— Excerpted data —
== Segment start ==
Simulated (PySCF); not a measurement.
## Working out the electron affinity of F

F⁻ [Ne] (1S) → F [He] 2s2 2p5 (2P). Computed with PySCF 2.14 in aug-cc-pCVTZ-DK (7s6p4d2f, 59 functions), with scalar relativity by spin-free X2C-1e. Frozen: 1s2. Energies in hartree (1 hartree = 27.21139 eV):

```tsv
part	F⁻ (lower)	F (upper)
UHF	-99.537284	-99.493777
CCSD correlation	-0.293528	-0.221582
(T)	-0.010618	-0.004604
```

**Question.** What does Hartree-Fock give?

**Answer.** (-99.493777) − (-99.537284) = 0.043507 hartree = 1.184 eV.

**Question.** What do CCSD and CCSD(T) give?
== Segment end ==

— Brief —
Everything above must be retyped. Keep each record exactly the same.

— Answer box —
Simulated (PySCF); not a measurement.
## Working out the electron affinity of F

F⁻ [Ne] (1S) → F [He] 2s2 2p5 (2P). Computed with PySCF 2.14 in aug-cc-pCVTZ-DK (7s6p4d2f, 59 functions), with scalar relativity by spin-free X2C-1e. Frozen: 1s2. Energies in hartree (1 hartree = 27.21139 eV):

```tsv
part	F⁻ (lower)	F (upper)
UHF	-99.537284	-99.493777
CCSD correlation	-0.293528	-0.221582
(T)	-0.010618	-0.004604
```

**Question.** What does Hartree-Fock give?

**Answer.** (-99.493777) − (-99.537284) = 0.043507 hartree = 1.184 eV.

**Question.** What do CCSD and CCSD(T) give?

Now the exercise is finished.